------------------------
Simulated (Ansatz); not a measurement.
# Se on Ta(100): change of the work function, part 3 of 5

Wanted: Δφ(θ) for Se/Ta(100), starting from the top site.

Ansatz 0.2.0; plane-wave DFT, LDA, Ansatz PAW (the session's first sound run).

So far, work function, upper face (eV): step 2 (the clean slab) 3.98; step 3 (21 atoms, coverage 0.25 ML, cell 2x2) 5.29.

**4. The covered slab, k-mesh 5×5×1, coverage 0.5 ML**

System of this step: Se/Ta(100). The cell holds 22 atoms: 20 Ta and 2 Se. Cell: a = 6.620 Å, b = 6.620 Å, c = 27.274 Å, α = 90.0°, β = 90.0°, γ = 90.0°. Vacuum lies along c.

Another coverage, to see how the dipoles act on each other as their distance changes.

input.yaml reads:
------------------------

Between the first line of the entries above and the line with "Another coverage, to", both included, copy every line exactly and nothing outside that range.

Simulated (Ansatz); not a measurement.
# Se on Ta(100): change of the work function, part 3 of 5

Wanted: Δφ(θ) for Se/Ta(100), starting from the top site.

Ansatz 0.2.0; plane-wave DFT, LDA, Ansatz PAW (the session's first sound run).

So far, work function, upper face (eV): step 2 (the clean slab) 3.98; step 3 (21 atoms, coverage 0.25 ML, cell 2x2) 5.29.

**4. The covered slab, k-mesh 5×5×1, coverage 0.5 ML**

System of this step: Se/Ta(100). The cell holds 22 atoms: 20 Ta and 2 Se. Cell: a = 6.620 Å, b = 6.620 Å, c = 27.274 Å, α = 90.0°, β = 90.0°, γ = 90.0°. Vacuum lies along c.

Another coverage, to see how the dipoles act on each other as their distance changes.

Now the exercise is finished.